# Exercise
The material below contains a line with "The cell below" and a line with "An odd number". Copy exactly those two lines and all lines between them.

# Entries shown
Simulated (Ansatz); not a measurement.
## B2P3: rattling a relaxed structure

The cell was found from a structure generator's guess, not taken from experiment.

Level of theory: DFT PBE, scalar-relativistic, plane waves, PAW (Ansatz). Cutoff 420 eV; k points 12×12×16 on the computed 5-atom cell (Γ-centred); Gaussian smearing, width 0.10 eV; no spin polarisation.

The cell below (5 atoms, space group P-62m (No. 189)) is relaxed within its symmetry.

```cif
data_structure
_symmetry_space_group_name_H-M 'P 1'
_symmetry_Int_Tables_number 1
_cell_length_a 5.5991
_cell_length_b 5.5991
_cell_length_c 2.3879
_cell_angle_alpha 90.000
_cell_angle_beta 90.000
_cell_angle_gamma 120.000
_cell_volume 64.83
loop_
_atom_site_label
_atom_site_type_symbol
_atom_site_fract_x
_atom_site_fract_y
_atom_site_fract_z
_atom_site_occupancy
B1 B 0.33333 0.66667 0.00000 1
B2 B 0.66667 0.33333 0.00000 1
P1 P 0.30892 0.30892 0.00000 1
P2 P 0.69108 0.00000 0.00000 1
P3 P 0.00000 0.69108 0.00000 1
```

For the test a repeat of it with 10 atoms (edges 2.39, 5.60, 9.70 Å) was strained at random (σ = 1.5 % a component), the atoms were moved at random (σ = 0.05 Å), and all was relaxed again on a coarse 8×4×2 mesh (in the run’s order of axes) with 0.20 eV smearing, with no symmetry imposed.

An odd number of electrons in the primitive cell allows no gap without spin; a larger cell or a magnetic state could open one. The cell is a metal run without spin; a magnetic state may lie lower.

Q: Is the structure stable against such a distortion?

# Answer space
The cell below (5 atoms, space group P-62m (No. 189)) is relaxed within its symmetry.

```cif
data_structure
_symmetry_space_group_name_H-M 'P 1'
_symmetry_Int_Tables_number 1
_cell_length_a 5.5991
_cell_length_b 5.5991
_cell_length_c 2.3879
_cell_angle_alpha 90.000
_cell_angle_beta 90.000
_cell_angle_gamma 120.000
_cell_volume 64.83
loop_
_atom_site_label
_atom_site_type_symbol
_atom_site_fract_x
_atom_site_fract_y
_atom_site_fract_z
_atom_site_occupancy
B1 B 0.33333 0.66667 0.00000 1
B2 B 0.66667 0.33333 0.00000 1
P1 P 0.30892 0.30892 0.00000 1
P2 P 0.69108 0.00000 0.00000 1
P3 P 0.00000 0.69108 0.00000 1
```

For the test a repeat of it with 10 atoms (edges 2.39, 5.60, 9.70 Å) was strained at random (σ = 1.5 % a component), the atoms were moved at random (σ = 0.05 Å), and all was relaxed again on a coarse 8×4×2 mesh (in the run’s order of axes) with 0.20 eV smearing, with no symmetry imposed.

An odd number of electrons in the primitive cell allows no gap without spin; a larger cell or a magnetic state could open one. The cell is a metal run without spin; a magnetic state may lie lower.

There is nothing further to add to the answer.